Return the data. Every word must match.

◆ **Given records**
+++

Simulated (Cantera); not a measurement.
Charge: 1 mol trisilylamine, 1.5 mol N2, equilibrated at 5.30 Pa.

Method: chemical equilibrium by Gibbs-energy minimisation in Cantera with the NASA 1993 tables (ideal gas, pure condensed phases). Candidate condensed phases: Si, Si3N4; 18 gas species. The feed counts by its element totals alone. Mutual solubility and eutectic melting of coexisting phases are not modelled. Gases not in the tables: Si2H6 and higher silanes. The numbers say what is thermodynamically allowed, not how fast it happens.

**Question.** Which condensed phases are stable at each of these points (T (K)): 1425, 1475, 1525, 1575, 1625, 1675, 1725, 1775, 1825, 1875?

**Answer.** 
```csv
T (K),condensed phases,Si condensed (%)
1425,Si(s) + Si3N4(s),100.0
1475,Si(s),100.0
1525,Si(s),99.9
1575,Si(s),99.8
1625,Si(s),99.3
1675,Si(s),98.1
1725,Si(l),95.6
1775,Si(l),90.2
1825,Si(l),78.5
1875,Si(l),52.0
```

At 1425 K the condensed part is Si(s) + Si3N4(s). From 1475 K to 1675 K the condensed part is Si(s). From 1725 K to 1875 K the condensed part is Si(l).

+++

◆ **Expected answer**
Simulated (Cantera); not a measurement.
Charge: 1 mol trisilylamine, 1.5 mol N2, equilibrated at 5.30 Pa.

Method: chemical equilibrium by Gibbs-energy minimisation in Cantera with the NASA 1993 tables (ideal gas, pure condensed phases). Candidate condensed phases: Si, Si3N4; 18 gas species. The feed counts by its element totals alone. Mutual solubility and eutectic melting of coexisting phases are not modelled. Gases not in the tables: Si2H6 and higher silanes. The numbers say what is thermodynamically allowed, not how fast it happens.

**Question.** Which condensed phases are stable at each of these points (T (K)): 1425, 1475, 1525, 1575, 1625, 1675, 1725, 1775, 1825, 1875?

**Answer.** 
```csv
T (K),condensed phases,Si condensed (%)
1425,Si(s) + Si3N4(s),100.0
1475,Si(s),100.0
1525,Si(s),99.9
1575,Si(s),99.8
1625,Si(s),99.3
1675,Si(s),98.1
1725,Si(l),95.6
1775,Si(l),90.2
1825,Si(l),78.5
1875,Si(l),52.0
```

At 1425 K the condensed part is Si(s) + Si3N4(s). From 1475 K to 1675 K the condensed part is Si(s). From 1725 K to 1875 K the condensed part is Si(l).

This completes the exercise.